- Task item
All lines of the data shown below should be output exactly as they stand.

- Study material
<<<<

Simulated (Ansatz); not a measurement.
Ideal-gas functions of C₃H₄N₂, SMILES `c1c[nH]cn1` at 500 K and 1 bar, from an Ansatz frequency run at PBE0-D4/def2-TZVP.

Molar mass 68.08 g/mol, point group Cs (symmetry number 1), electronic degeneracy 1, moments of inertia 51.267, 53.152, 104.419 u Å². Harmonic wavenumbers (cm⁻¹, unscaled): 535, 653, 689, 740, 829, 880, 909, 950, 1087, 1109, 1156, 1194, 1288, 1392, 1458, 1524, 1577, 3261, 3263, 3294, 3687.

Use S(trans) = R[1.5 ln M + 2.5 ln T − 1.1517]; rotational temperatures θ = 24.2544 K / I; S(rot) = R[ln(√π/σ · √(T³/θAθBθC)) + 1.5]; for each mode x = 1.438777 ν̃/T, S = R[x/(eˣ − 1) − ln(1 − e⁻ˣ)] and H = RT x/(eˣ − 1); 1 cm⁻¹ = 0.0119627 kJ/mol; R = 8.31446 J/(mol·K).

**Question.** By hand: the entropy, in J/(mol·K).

>>>>

- Exercise answer
Simulated (Ansatz); not a measurement.
Ideal-gas functions of C₃H₄N₂, SMILES `c1c[nH]cn1` at 500 K and 1 bar, from an Ansatz frequency run at PBE0-D4/def2-TZVP.

Molar mass 68.08 g/mol, point group Cs (symmetry number 1), electronic degeneracy 1, moments of inertia 51.267, 53.152, 104.419 u Å². Harmonic wavenumbers (cm⁻¹, unscaled): 535, 653, 689, 740, 829, 880, 909, 950, 1087, 1109, 1156, 1194, 1288, 1392, 1458, 1524, 1577, 3261, 3263, 3294, 3687.

Use S(trans) = R[1.5 ln M + 2.5 ln T − 1.1517]; rotational temperatures θ = 24.2544 K / I; S(rot) = R[ln(√π/σ · √(T³/θAθBθC)) + 1.5]; for each mode x = 1.438777 ν̃/T, S = R[x/(eˣ − 1) − ln(1 − e⁻ˣ)] and H = RT x/(eˣ − 1); 1 cm⁻¹ = 0.0119627 kJ/mol; R = 8.31446 J/(mol·K).

**Question.** By hand: the entropy, in J/(mol·K).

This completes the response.